*Activity*.
Please reproduce each of the entries below exactly as they appear.

============================================================

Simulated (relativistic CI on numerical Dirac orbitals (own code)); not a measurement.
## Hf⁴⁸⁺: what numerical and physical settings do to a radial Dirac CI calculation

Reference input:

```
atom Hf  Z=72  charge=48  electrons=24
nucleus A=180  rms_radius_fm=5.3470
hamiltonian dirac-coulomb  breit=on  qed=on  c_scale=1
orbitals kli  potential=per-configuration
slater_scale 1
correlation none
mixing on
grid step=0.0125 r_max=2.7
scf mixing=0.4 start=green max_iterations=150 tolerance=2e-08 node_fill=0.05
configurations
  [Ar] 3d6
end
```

============================================================

*Exercise answer*.
Simulated (relativistic CI on numerical Dirac orbitals (own code)); not a measurement.
## Hf⁴⁸⁺: what numerical and physical settings do to a radial Dirac CI calculation

Reference input:

```
atom Hf  Z=72  charge=48  electrons=24
nucleus A=180  rms_radius_fm=5.3470
hamiltonian dirac-coulomb  breit=on  qed=on  c_scale=1
orbitals kli  potential=per-configuration
slater_scale 1
correlation none
mixing on
grid step=0.0125 r_max=2.7
scf mixing=0.4 start=green max_iterations=150 tolerance=2e-08 node_fill=0.05
configurations
  [Ar] 3d6
end
```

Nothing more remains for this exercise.